[Opening Study material section]
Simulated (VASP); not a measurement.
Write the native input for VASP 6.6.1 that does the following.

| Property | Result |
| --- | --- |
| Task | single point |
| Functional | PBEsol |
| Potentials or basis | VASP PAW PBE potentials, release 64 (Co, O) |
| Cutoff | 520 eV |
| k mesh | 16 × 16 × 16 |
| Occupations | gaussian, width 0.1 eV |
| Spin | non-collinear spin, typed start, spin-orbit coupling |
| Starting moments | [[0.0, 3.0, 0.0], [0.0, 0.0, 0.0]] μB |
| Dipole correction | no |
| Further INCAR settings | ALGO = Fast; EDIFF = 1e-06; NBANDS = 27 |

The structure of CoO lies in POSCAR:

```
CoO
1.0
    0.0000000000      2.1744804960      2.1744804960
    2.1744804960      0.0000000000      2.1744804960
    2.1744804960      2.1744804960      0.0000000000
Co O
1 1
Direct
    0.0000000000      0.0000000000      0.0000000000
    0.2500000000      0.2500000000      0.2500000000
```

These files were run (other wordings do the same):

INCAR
[Closing Study material section]

▶ _Assigned task_: All entries must be duplicated exactly, with none left out.

▶ _Task response_:
Simulated (VASP); not a measurement.
Write the native input for VASP 6.6.1 that does the following.

| Property | Result |
| --- | --- |
| Task | single point |
| Functional | PBEsol |
| Potentials or basis | VASP PAW PBE potentials, release 64 (Co, O) |
| Cutoff | 520 eV |
| k mesh | 16 × 16 × 16 |
| Occupations | gaussian, width 0.1 eV |
| Spin | non-collinear spin, typed start, spin-orbit coupling |
| Starting moments | [[0.0, 3.0, 0.0], [0.0, 0.0, 0.0]] μB |
| Dipole correction | no |
| Further INCAR settings | ALGO = Fast; EDIFF = 1e-06; NBANDS = 27 |

The structure of CoO lies in POSCAR:

```
CoO
1.0
    0.0000000000      2.1744804960      2.1744804960
    2.1744804960      0.0000000000      2.1744804960
    2.1744804960      2.1744804960      0.0000000000
Co O
1 1
Direct
    0.0000000000      0.0000000000      0.0000000000
    0.2500000000      0.2500000000      0.2500000000
```

These files were run (other wordings do the same):

INCAR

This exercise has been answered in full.